Entries shown:
++++++
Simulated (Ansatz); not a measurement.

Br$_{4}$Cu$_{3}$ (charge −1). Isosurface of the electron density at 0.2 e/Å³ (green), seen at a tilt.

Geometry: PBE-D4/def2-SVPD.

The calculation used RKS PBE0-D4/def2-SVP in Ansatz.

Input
++++++

Work task:
Give back all the records exactly as they stand.

Written response:
Simulated (Ansatz); not a measurement.

Br$_{4}$Cu$_{3}$ (charge −1). Isosurface of the electron density at 0.2 e/Å³ (green), seen at a tilt.

Geometry: PBE-D4/def2-SVPD.

The calculation used RKS PBE0-D4/def2-SVP in Ansatz.

Input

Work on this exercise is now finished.